== Assigned task ==
Since only part of the material below is wanted, output exactly the lines from the one with "It is metallic" up to and including the one with "Computed valence pseudo-density".

*** Opening Dataset excerpts ***

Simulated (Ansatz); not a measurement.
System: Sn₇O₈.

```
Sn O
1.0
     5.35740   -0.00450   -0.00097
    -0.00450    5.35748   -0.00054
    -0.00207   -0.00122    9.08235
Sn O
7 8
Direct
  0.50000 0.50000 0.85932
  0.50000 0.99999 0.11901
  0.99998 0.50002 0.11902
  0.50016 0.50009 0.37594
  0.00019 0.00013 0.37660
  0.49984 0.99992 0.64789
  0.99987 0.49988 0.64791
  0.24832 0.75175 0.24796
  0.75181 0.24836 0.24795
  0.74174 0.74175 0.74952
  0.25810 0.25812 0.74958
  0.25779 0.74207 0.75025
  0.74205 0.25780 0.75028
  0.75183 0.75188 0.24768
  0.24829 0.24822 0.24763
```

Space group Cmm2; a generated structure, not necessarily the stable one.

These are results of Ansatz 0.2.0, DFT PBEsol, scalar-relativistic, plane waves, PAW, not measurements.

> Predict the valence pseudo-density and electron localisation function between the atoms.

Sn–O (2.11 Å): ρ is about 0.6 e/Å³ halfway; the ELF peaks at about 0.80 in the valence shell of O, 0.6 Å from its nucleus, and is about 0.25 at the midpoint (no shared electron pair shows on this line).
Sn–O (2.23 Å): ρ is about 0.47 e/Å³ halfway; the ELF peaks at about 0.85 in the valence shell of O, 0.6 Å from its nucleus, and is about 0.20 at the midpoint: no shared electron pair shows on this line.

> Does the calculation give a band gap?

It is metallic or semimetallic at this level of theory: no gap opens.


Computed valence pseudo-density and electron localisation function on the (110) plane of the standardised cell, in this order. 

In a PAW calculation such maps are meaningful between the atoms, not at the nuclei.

*** Closing Dataset excerpts ***

== Exercise answer ==
It is metallic or semimetallic at this level of theory: no gap opens.


Computed valence pseudo-density and electron localisation function on the (110) plane of the standardised cell, in this order. 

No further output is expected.